Data section:
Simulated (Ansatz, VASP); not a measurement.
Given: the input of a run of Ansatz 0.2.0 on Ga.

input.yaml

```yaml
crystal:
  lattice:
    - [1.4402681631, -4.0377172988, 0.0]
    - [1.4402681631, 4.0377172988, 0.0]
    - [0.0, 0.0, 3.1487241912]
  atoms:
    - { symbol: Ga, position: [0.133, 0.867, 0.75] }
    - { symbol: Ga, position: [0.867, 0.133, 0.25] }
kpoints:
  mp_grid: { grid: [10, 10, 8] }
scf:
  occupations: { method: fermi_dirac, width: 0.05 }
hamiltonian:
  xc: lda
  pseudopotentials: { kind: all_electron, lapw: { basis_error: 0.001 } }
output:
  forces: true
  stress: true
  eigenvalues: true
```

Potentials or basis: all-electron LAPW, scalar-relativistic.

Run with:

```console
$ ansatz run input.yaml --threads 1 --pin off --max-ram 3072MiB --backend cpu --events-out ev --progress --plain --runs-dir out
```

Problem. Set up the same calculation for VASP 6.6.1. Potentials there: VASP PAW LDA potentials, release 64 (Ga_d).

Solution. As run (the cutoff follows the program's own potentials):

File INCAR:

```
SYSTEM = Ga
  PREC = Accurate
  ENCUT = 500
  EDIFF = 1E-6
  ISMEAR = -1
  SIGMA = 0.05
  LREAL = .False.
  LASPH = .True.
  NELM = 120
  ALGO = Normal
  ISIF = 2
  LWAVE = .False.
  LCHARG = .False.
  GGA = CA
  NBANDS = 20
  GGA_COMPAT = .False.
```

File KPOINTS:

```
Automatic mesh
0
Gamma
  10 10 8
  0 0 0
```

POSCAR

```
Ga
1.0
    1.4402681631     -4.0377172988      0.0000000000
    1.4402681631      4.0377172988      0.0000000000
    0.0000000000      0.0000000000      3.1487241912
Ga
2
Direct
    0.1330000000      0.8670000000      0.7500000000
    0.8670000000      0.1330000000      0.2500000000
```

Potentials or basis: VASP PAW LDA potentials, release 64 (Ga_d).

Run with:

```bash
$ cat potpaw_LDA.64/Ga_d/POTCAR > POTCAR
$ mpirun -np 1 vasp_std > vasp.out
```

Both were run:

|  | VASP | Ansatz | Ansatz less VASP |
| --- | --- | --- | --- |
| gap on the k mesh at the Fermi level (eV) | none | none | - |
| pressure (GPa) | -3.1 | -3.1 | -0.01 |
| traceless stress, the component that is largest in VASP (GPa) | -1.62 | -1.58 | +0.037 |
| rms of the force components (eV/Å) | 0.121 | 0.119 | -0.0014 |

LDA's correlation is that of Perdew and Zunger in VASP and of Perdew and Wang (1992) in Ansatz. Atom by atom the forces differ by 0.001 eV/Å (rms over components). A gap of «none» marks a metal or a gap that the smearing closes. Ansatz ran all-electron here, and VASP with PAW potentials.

Work task:
Everything from the first line of the data through the line containing "-3.1 | -0.01 |" should be echoed exactly. Add nothing.

Written response:
Simulated (Ansatz, VASP); not a measurement.
Given: the input of a run of Ansatz 0.2.0 on Ga.

input.yaml

```yaml
crystal:
  lattice:
    - [1.4402681631, -4.0377172988, 0.0]
    - [1.4402681631, 4.0377172988, 0.0]
    - [0.0, 0.0, 3.1487241912]
  atoms:
    - { symbol: Ga, position: [0.133, 0.867, 0.75] }
    - { symbol: Ga, position: [0.867, 0.133, 0.25] }
kpoints:
  mp_grid: { grid: [10, 10, 8] }
scf:
  occupations: { method: fermi_dirac, width: 0.05 }
hamiltonian:
  xc: lda
  pseudopotentials: { kind: all_electron, lapw: { basis_error: 0.001 } }
output:
  forces: true
  stress: true
  eigenvalues: true
```

Potentials or basis: all-electron LAPW, scalar-relativistic.

Run with:

```console
$ ansatz run input.yaml --threads 1 --pin off --max-ram 3072MiB --backend cpu --events-out ev --progress --plain --runs-dir out
```

Problem. Set up the same calculation for VASP 6.6.1. Potentials there: VASP PAW LDA potentials, release 64 (Ga_d).

Solution. As run (the cutoff follows the program's own potentials):

File INCAR:

```
SYSTEM = Ga
  PREC = Accurate
  ENCUT = 500
  EDIFF = 1E-6
  ISMEAR = -1
  SIGMA = 0.05
  LREAL = .False.
  LASPH = .True.
  NELM = 120
  ALGO = Normal
  ISIF = 2
  LWAVE = .False.
  LCHARG = .False.
  GGA = CA
  NBANDS = 20
  GGA_COMPAT = .False.
```

File KPOINTS:

```
Automatic mesh
0
Gamma
  10 10 8
  0 0 0
```

POSCAR

```
Ga
1.0
    1.4402681631     -4.0377172988      0.0000000000
    1.4402681631      4.0377172988      0.0000000000
    0.0000000000      0.0000000000      3.1487241912
Ga
2
Direct
    0.1330000000      0.8670000000      0.7500000000
    0.8670000000      0.1330000000      0.2500000000
```

Potentials or basis: VASP PAW LDA potentials, release 64 (Ga_d).

Run with:

```bash
$ cat potpaw_LDA.64/Ga_d/POTCAR > POTCAR
$ mpirun -np 1 vasp_std > vasp.out
```

Both were run:

|  | VASP | Ansatz | Ansatz less VASP |
| --- | --- | --- | --- |
| gap on the k mesh at the Fermi level (eV) | none | none | - |
| pressure (GPa) | -3.1 | -3.1 | -0.01 |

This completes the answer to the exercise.